Copy each of the records exactly.

-*-*-
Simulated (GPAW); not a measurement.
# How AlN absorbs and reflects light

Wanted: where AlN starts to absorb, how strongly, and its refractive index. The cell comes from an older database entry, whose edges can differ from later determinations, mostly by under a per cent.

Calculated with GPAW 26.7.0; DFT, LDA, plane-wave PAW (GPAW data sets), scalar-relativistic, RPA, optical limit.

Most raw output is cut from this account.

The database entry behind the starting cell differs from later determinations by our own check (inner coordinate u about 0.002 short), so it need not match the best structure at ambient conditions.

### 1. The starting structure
-*-*-

:: RESPONSE AREA ::
Simulated (GPAW); not a measurement.
# How AlN absorbs and reflects light

Wanted: where AlN starts to absorb, how strongly, and its refractive index. The cell comes from an older database entry, whose edges can differ from later determinations, mostly by under a per cent.

Calculated with GPAW 26.7.0; DFT, LDA, plane-wave PAW (GPAW data sets), scalar-relativistic, RPA, optical limit.

Most raw output is cut from this account.

The database entry behind the starting cell differs from later determinations by our own check (inner coordinate u about 0.002 short), so it need not match the best structure at ambient conditions.

### 1. The starting structure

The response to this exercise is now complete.